**ASSIGNMENT:**
Begin with the first line of the entries below and reproduce each line exactly, ending with the line that holds "Periodic cell of".

——————
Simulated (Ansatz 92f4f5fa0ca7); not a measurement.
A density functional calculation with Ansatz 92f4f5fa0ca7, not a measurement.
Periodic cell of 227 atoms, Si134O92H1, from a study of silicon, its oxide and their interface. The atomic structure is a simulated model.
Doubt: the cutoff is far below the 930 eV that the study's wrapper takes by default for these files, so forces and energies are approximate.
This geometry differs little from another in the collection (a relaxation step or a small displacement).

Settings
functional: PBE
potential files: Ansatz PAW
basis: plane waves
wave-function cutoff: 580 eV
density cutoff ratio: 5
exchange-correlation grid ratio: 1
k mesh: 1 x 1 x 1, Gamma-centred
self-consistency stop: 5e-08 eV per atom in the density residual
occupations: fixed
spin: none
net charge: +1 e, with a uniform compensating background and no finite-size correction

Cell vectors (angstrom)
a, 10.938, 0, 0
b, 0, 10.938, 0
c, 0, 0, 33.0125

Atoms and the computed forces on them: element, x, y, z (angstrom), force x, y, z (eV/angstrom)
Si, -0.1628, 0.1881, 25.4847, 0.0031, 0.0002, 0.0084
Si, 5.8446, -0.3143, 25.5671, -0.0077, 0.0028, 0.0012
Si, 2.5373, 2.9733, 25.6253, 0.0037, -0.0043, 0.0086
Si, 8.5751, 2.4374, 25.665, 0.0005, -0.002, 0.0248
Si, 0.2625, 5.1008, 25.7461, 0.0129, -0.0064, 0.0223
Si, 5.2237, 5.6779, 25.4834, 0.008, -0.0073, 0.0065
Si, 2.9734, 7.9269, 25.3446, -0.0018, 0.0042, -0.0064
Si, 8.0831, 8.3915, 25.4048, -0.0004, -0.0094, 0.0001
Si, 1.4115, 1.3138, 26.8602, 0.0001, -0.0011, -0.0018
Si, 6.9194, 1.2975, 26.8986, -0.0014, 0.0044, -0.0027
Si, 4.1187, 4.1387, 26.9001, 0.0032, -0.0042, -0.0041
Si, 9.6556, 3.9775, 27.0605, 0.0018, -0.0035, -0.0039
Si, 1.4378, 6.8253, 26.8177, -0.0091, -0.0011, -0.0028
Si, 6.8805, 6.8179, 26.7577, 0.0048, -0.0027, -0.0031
——————

**YOUR SOLUTION:**
Simulated (Ansatz 92f4f5fa0ca7); not a measurement.
A density functional calculation with Ansatz 92f4f5fa0ca7, not a measurement.
Periodic cell of 227 atoms, Si134O92H1, from a study of silicon, its oxide and their interface. The atomic structure is a simulated model.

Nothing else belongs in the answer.